• **Requirement**
Copy nothing but the lines below running from the line containing "-0.415 eV |" through the line containing "6.56 | 6.56 |", both end lines included.

<<<<

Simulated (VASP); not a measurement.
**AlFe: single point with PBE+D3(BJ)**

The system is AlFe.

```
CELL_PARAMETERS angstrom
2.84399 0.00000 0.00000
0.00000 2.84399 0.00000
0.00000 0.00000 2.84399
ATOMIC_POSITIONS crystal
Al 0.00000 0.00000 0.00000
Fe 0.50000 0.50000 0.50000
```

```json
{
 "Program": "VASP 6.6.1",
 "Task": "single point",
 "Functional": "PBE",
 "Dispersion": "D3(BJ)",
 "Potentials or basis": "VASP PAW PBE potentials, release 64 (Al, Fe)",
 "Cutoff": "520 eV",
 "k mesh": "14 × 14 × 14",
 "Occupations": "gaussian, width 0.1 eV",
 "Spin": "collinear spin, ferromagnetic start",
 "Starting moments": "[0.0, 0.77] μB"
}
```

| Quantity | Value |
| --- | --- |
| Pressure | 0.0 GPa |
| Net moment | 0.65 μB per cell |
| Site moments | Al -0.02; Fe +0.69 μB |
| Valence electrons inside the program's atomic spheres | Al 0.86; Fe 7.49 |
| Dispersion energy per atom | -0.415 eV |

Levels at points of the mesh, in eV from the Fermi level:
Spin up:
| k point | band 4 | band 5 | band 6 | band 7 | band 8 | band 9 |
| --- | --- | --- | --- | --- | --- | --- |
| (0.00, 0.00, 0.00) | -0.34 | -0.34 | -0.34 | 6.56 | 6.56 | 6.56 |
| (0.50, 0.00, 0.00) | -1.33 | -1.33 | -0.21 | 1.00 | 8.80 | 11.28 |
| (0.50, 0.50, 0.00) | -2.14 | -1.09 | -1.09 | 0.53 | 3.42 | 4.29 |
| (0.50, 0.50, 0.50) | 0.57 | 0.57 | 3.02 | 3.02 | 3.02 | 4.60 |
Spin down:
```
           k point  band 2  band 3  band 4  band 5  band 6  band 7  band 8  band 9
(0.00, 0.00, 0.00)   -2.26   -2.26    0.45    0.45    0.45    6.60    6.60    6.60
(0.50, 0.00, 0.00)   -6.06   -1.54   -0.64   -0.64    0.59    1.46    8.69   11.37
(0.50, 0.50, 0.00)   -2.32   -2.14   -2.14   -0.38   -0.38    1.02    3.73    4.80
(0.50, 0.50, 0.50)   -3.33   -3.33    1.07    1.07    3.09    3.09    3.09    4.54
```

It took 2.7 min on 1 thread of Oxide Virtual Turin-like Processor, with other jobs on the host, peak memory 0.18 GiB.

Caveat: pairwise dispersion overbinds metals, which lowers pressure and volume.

>>>>

• **Expected answer**
| Dispersion energy per atom | -0.415 eV |

Levels at points of the mesh, in eV from the Fermi level:
Spin up:
| k point | band 4 | band 5 | band 6 | band 7 | band 8 | band 9 |
| --- | --- | --- | --- | --- | --- | --- |
| (0.00, 0.00, 0.00) | -0.34 | -0.34 | -0.34 | 6.56 | 6.56 | 6.56 |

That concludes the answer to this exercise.